• _Work item_
Every entry in this listing should be written out exactly.

• _The data_
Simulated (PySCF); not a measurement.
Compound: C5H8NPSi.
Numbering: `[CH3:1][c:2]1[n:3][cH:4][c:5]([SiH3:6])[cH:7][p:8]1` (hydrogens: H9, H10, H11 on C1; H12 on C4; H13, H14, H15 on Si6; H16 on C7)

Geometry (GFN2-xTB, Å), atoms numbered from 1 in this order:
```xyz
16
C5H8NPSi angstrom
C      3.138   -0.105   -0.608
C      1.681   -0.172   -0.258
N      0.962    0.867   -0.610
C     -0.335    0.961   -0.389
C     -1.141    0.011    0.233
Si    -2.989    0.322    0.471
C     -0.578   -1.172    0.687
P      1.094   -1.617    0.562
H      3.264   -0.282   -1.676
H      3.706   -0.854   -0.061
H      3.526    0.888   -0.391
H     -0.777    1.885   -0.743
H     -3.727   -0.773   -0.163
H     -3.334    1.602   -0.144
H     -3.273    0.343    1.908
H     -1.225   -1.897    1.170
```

• _Your response_
Simulated (PySCF); not a measurement.
Compound: C5H8NPSi.
Numbering: `[CH3:1][c:2]1[n:3][cH:4][c:5]([SiH3:6])[cH:7][p:8]1` (hydrogens: H9, H10, H11 on C1; H12 on C4; H13, H14, H15 on Si6; H16 on C7)

Geometry (GFN2-xTB, Å), atoms numbered from 1 in this order:
```xyz
16
C5H8NPSi angstrom
C      3.138   -0.105   -0.608
C      1.681   -0.172   -0.258
N      0.962    0.867   -0.610
C     -0.335    0.961   -0.389
C     -1.141    0.011    0.233
Si    -2.989    0.322    0.471
C     -0.578   -1.172    0.687
P      1.094   -1.617    0.562
H      3.264   -0.282   -1.676
H      3.706   -0.854   -0.061
H      3.526    0.888   -0.391
H     -0.777    1.885   -0.743
H     -3.727   -0.773   -0.163
H     -3.334    1.602   -0.144
H     -3.273    0.343    1.908
H     -1.225   -1.897    1.170
```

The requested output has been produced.